Given entries:
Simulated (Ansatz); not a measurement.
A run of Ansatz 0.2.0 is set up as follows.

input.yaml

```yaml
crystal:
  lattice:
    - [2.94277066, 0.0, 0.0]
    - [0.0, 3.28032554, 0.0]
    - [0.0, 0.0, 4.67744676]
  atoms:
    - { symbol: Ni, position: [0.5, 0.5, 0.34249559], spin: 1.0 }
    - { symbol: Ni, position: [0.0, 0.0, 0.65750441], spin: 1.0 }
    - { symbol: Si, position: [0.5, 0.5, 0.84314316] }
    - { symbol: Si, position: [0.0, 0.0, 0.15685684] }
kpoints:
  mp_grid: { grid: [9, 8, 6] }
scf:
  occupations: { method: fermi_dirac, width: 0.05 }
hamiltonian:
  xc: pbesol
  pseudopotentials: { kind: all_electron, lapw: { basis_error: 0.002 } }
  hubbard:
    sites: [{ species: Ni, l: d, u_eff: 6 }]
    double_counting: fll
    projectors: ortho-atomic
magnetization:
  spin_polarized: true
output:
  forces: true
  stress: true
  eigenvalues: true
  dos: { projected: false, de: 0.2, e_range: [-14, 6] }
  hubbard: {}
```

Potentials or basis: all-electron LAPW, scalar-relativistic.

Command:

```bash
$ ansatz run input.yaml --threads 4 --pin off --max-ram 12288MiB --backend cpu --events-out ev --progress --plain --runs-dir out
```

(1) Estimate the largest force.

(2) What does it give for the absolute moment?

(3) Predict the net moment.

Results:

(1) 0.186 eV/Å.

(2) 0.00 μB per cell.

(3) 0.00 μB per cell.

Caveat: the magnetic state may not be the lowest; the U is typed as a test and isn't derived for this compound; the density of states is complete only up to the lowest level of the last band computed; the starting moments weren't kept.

Work item: All lines from the beginning of the material above through the one with "(3) 0.00 μB per cell." need to be returned exactly; please return those and only those.

Task answer:
Simulated (Ansatz); not a measurement.
A run of Ansatz 0.2.0 is set up as follows.

input.yaml

```yaml
crystal:
  lattice:
    - [2.94277066, 0.0, 0.0]
    - [0.0, 3.28032554, 0.0]
    - [0.0, 0.0, 4.67744676]
  atoms:
    - { symbol: Ni, position: [0.5, 0.5, 0.34249559], spin: 1.0 }
    - { symbol: Ni, position: [0.0, 0.0, 0.65750441], spin: 1.0 }
    - { symbol: Si, position: [0.5, 0.5, 0.84314316] }
    - { symbol: Si, position: [0.0, 0.0, 0.15685684] }
kpoints:
  mp_grid: { grid: [9, 8, 6] }
scf:
  occupations: { method: fermi_dirac, width: 0.05 }
hamiltonian:
  xc: pbesol
  pseudopotentials: { kind: all_electron, lapw: { basis_error: 0.002 } }
  hubbard:
    sites: [{ species: Ni, l: d, u_eff: 6 }]
    double_counting: fll
    projectors: ortho-atomic
magnetization:
  spin_polarized: true
output:
  forces: true
  stress: true
  eigenvalues: true
  dos: { projected: false, de: 0.2, e_range: [-14, 6] }
  hubbard: {}
```

Potentials or basis: all-electron LAPW, scalar-relativistic.

Command:

```bash
$ ansatz run input.yaml --threads 4 --pin off --max-ram 12288MiB --backend cpu --events-out ev --progress --plain --runs-dir out
```

(1) Estimate the largest force.

(2) What does it give for the absolute moment?

(3) Predict the net moment.

Results:

(1) 0.186 eV/Å.

(2) 0.00 μB per cell.

(3) 0.00 μB per cell.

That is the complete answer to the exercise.